Exercise ::
Give again, unaltered, the lines of the listing below that run from the line having "Item | Value |" through the line having "Several settings changed".

Supplied data ::
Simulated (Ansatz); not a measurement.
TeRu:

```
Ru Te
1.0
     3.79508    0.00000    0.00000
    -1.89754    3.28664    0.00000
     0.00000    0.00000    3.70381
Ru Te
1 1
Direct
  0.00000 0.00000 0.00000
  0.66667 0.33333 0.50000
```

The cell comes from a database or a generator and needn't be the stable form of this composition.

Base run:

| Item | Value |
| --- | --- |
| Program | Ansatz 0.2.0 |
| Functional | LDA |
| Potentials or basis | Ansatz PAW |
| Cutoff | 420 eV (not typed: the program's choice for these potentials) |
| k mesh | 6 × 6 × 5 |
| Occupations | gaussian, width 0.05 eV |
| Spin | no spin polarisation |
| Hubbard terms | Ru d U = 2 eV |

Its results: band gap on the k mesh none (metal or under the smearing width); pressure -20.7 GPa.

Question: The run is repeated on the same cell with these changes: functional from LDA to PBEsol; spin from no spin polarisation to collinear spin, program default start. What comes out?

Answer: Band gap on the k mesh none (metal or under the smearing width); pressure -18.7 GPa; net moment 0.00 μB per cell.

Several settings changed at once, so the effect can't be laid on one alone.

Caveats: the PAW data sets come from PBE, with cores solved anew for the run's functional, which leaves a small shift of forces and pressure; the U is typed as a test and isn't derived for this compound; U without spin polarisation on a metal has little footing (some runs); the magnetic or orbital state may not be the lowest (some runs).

Worked solution ::
| Item | Value |
| --- | --- |
| Program | Ansatz 0.2.0 |
| Functional | LDA |
| Potentials or basis | Ansatz PAW |
| Cutoff | 420 eV (not typed: the program's choice for these potentials) |
| k mesh | 6 × 6 × 5 |
| Occupations | gaussian, width 0.05 eV |
| Spin | no spin polarisation |
| Hubbard terms | Ru d U = 2 eV |

Its results: band gap on the k mesh none (metal or under the smearing width); pressure -20.7 GPa.

Question: The run is repeated on the same cell with these changes: functional from LDA to PBEsol; spin from no spin polarisation to collinear spin, program default start. What comes out?

Answer: Band gap on the k mesh none (metal or under the smearing width); pressure -18.7 GPa; net moment 0.00 μB per cell.

Several settings changed at once, so the effect can't be laid on one alone.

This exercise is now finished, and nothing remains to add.